▶ [REQUIREMENT] Transcribe the listing below only from the line with "The base cell" up to and including the line with "The two levels differ".

*** Opening of RECORDS SUPPLIED ***

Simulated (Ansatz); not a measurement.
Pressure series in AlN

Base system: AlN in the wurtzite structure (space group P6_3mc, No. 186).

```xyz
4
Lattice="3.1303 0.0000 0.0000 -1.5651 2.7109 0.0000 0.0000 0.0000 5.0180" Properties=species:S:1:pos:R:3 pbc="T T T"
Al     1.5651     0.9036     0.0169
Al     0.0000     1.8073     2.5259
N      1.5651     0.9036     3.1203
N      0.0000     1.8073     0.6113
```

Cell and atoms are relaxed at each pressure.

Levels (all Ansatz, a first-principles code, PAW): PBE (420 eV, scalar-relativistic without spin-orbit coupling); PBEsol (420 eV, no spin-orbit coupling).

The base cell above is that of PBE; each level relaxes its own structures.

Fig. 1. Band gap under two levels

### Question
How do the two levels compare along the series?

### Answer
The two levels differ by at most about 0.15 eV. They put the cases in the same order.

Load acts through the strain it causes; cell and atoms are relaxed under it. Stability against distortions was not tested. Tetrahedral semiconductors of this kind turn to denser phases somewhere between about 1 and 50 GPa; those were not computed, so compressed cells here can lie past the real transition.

*** Close of RECORDS SUPPLIED ***

▶ [RESULT]
The base cell above is that of PBE; each level relaxes its own structures.

Fig. 1. Band gap under two levels

### Question
How do the two levels compare along the series?

### Answer
The two levels differ by at most about 0.15 eV. They put the cases in the same order.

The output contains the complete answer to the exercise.